• **Brief**
Below this line is the material. Write out only its lines from the one containing "The cell and" through the one containing "The ground-state density comes first.", both kept, exactly.

• **Entries supplied**
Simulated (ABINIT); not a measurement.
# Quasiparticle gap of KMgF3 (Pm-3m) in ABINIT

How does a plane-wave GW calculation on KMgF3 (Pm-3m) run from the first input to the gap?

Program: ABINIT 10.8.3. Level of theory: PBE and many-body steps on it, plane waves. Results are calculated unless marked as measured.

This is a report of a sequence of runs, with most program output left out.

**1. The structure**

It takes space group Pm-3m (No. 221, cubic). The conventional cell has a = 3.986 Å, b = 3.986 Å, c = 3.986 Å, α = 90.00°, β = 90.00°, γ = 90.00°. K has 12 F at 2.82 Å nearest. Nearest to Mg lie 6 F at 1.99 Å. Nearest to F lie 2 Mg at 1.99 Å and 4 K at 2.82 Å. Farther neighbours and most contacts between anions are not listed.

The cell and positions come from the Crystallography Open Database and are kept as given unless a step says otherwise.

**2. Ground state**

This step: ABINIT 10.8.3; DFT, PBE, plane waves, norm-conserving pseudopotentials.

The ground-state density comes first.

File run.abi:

• **Written response**
The cell and positions come from the Crystallography Open Database and are kept as given unless a step says otherwise.

**2. Ground state**

This step: ABINIT 10.8.3; DFT, PBE, plane waves, norm-conserving pseudopotentials.

The ground-state density comes first.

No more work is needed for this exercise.